— EXTRACTED INFORMATION —
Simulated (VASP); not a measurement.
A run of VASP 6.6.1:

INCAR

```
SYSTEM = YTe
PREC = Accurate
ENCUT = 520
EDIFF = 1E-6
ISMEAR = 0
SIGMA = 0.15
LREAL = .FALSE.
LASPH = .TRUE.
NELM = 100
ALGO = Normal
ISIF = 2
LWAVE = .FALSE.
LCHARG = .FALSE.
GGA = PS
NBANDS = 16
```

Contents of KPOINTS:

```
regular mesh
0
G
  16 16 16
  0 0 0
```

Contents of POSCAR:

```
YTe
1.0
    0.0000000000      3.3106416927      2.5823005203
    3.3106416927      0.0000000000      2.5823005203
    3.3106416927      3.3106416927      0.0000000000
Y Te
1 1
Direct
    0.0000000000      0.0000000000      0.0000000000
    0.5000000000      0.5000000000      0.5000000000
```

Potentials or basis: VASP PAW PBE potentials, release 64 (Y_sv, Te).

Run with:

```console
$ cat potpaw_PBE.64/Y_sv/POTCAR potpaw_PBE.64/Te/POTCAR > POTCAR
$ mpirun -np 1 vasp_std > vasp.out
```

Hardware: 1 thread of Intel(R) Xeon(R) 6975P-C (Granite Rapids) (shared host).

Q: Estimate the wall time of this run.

— BRIEF —
Write every entry out again exactly.

— ANSWER AREA —
Simulated (VASP); not a measurement.
A run of VASP 6.6.1:

INCAR

```
SYSTEM = YTe
PREC = Accurate
ENCUT = 520
EDIFF = 1E-6
ISMEAR = 0
SIGMA = 0.15
LREAL = .FALSE.
LASPH = .TRUE.
NELM = 100
ALGO = Normal
ISIF = 2
LWAVE = .FALSE.
LCHARG = .FALSE.
GGA = PS
NBANDS = 16
```

Contents of KPOINTS:

```
regular mesh
0
G
  16 16 16
  0 0 0
```

Contents of POSCAR:

```
YTe
1.0
    0.0000000000      3.3106416927      2.5823005203
    3.3106416927      0.0000000000      2.5823005203
    3.3106416927      3.3106416927      0.0000000000
Y Te
1 1
Direct
    0.0000000000      0.0000000000      0.0000000000
    0.5000000000      0.5000000000      0.5000000000
```

Potentials or basis: VASP PAW PBE potentials, release 64 (Y_sv, Te).

Run with:

```console
$ cat potpaw_PBE.64/Y_sv/POTCAR potpaw_PBE.64/Te/POTCAR > POTCAR
$ mpirun -np 1 vasp_std > vasp.out
```

Hardware: 1 thread of Intel(R) Xeon(R) 6975P-C (Granite Rapids) (shared host).

Q: Estimate the wall time of this run.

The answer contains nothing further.